Required action -> Give back every record exactly.

Data ->
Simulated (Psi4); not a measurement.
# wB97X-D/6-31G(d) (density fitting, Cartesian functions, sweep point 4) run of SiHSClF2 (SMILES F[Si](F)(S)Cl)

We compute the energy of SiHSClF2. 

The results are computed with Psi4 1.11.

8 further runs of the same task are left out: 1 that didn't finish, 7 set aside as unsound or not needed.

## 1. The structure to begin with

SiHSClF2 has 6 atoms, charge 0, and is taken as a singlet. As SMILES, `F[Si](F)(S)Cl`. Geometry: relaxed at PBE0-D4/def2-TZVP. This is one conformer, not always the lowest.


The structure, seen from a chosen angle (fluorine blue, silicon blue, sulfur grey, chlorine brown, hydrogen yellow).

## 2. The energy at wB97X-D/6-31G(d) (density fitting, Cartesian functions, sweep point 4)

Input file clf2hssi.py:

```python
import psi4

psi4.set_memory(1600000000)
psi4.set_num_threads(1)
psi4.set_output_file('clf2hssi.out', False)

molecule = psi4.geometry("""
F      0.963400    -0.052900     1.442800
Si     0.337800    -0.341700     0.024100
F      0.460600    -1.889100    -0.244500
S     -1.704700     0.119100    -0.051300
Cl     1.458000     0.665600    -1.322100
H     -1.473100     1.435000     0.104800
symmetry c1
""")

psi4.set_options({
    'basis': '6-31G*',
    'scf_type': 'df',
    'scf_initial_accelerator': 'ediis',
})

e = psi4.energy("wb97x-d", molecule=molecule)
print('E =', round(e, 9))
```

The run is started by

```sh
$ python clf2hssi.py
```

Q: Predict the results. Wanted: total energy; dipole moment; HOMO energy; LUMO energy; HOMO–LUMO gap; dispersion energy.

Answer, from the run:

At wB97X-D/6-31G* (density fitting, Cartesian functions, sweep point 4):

Exercise response ->
Simulated (Psi4); not a measurement.
# wB97X-D/6-31G(d) (density fitting, Cartesian functions, sweep point 4) run of SiHSClF2 (SMILES F[Si](F)(S)Cl)

We compute the energy of SiHSClF2. 

The results are computed with Psi4 1.11.

8 further runs of the same task are left out: 1 that didn't finish, 7 set aside as unsound or not needed.

## 1. The structure to begin with

SiHSClF2 has 6 atoms, charge 0, and is taken as a singlet. As SMILES, `F[Si](F)(S)Cl`. Geometry: relaxed at PBE0-D4/def2-TZVP. This is one conformer, not always the lowest.


The structure, seen from a chosen angle (fluorine blue, silicon blue, sulfur grey, chlorine brown, hydrogen yellow).

## 2. The energy at wB97X-D/6-31G(d) (density fitting, Cartesian functions, sweep point 4)

Input file clf2hssi.py:

```python
import psi4

psi4.set_memory(1600000000)
psi4.set_num_threads(1)
psi4.set_output_file('clf2hssi.out', False)

molecule = psi4.geometry("""
F      0.963400    -0.052900     1.442800
Si     0.337800    -0.341700     0.024100
F      0.460600    -1.889100    -0.244500
S     -1.704700     0.119100    -0.051300
Cl     1.458000     0.665600    -1.322100
H     -1.473100     1.435000     0.104800
symmetry c1
""")

psi4.set_options({
    'basis': '6-31G*',
    'scf_type': 'df',
    'scf_initial_accelerator': 'ediis',
})

e = psi4.energy("wb97x-d", molecule=molecule)
print('E =', round(e, 9))
```

The run is started by

```sh
$ python clf2hssi.py
```

Q: Predict the results. Wanted: total energy; dipole moment; HOMO energy; LUMO energy; HOMO–LUMO gap; dispersion energy.

Answer, from the run:

At wB97X-D/6-31G* (density fitting, Cartesian functions, sweep point 4):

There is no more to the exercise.